#### [Provided information]
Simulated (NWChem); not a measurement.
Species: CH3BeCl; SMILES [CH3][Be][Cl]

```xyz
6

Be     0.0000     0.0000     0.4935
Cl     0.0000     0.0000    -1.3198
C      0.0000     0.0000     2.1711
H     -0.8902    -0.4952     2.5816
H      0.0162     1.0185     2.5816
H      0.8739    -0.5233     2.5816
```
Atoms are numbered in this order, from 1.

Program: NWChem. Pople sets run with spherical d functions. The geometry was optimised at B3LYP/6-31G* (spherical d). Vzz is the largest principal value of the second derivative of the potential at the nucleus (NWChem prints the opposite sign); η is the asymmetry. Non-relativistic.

#### [Work order]
Give back all the data exactly as it was written.

#### [Your solution]
Simulated (NWChem); not a measurement.
Species: CH3BeCl; SMILES [CH3][Be][Cl]

```xyz
6

Be     0.0000     0.0000     0.4935
Cl     0.0000     0.0000    -1.3198
C      0.0000     0.0000     2.1711
H     -0.8902    -0.4952     2.5816
H      0.0162     1.0185     2.5816
H      0.8739    -0.5233     2.5816
```
Atoms are numbered in this order, from 1.

Program: NWChem. Pople sets run with spherical d functions. The geometry was optimised at B3LYP/6-31G* (spherical d). Vzz is the largest principal value of the second derivative of the potential at the nucleus (NWChem prints the opposite sign); η is the asymmetry. Non-relativistic.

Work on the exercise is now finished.